WORK ITEM:
Of all the lines below, output only those starting at the one with "11 | band 12 |" and ending at the one with "6.80 | 6.80 |", both ends included, exactly as written.

(EXTRACTED MATERIAL)

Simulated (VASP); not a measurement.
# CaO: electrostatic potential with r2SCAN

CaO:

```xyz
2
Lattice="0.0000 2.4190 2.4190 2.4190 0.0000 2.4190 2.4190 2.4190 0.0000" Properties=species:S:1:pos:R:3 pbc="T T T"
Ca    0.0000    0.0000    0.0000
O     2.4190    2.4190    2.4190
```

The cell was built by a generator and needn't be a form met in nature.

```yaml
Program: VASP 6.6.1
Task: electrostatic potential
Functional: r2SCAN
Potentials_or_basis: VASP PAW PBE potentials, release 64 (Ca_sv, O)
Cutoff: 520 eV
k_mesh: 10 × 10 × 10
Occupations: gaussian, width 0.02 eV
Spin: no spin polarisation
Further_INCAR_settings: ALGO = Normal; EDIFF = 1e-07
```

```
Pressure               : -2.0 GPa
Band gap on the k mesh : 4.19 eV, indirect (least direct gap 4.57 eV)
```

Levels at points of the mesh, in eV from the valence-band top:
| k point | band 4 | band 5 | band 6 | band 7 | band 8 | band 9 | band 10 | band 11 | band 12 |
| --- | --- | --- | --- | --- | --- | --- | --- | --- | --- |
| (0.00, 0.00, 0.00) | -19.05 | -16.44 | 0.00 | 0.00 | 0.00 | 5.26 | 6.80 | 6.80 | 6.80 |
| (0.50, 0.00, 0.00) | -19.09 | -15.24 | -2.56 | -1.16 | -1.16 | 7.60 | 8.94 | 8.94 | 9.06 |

(End EXTRACTED MATERIAL)

SOLUTION:
| k point | band 4 | band 5 | band 6 | band 7 | band 8 | band 9 | band 10 | band 11 | band 12 |
| --- | --- | --- | --- | --- | --- | --- | --- | --- | --- |
| (0.00, 0.00, 0.00) | -19.05 | -16.44 | 0.00 | 0.00 | 0.00 | 5.26 | 6.80 | 6.80 | 6.80 |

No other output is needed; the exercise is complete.